WORK ITEM: Transcribe the data below verbatim from the line with "Result: Over 3" to the line with "0.46 | 55.25 |". Include both of those lines.

☆ ☆ ☆ ☆

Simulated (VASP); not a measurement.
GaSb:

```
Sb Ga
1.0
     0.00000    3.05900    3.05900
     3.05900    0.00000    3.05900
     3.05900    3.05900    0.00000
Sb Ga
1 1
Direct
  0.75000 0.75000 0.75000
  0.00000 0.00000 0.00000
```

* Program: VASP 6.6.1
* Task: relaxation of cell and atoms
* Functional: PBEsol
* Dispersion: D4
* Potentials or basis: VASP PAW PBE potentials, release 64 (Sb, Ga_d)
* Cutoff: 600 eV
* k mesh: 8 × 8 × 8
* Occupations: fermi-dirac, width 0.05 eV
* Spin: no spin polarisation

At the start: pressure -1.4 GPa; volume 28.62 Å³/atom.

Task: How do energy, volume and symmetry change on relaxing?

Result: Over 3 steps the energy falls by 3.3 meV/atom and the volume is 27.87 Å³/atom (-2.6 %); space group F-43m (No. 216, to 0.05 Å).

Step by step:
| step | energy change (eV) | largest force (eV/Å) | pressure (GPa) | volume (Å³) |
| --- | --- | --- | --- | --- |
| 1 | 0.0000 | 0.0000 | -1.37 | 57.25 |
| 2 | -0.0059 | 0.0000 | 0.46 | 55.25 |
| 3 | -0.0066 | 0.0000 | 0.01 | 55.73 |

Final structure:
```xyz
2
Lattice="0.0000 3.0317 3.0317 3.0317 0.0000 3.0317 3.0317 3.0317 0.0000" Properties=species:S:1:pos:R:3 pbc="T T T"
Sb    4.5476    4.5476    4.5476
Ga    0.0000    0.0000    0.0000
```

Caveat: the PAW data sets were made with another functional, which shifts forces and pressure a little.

☆ ☆ ☆ ☆

YOUR SOLUTION:
Result: Over 3 steps the energy falls by 3.3 meV/atom and the volume is 27.87 Å³/atom (-2.6 %); space group F-43m (No. 216, to 0.05 Å).

Step by step:
| step | energy change (eV) | largest force (eV/Å) | pressure (GPa) | volume (Å³) |
| --- | --- | --- | --- | --- |
| 1 | 0.0000 | 0.0000 | -1.37 | 57.25 |
| 2 | -0.0059 | 0.0000 | 0.46 | 55.25 |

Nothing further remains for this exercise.